○ ○ ○ ○ ○

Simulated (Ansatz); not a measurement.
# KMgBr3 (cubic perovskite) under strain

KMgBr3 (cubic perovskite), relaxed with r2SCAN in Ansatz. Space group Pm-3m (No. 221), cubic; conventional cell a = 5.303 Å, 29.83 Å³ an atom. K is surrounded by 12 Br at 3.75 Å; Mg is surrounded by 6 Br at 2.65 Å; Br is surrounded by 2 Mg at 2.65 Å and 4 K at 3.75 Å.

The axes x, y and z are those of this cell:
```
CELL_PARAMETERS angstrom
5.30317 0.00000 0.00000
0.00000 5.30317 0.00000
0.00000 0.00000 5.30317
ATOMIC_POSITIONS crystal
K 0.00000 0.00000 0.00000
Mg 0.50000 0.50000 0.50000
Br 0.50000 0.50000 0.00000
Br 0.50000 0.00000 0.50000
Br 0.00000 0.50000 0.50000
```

○ ○ ○ ○ ○

Activity:
Would you please repeat the entire listing above exactly?

Reply:
Simulated (Ansatz); not a measurement.
# KMgBr3 (cubic perovskite) under strain

KMgBr3 (cubic perovskite), relaxed with r2SCAN in Ansatz. Space group Pm-3m (No. 221), cubic; conventional cell a = 5.303 Å, 29.83 Å³ an atom. K is surrounded by 12 Br at 3.75 Å; Mg is surrounded by 6 Br at 2.65 Å; Br is surrounded by 2 Mg at 2.65 Å and 4 K at 3.75 Å.

The axes x, y and z are those of this cell:
```
CELL_PARAMETERS angstrom
5.30317 0.00000 0.00000
0.00000 5.30317 0.00000
0.00000 0.00000 5.30317
ATOMIC_POSITIONS crystal
K 0.00000 0.00000 0.00000
Mg 0.50000 0.50000 0.50000
Br 0.50000 0.50000 0.00000
Br 0.50000 0.00000 0.50000
Br 0.00000 0.50000 0.50000
```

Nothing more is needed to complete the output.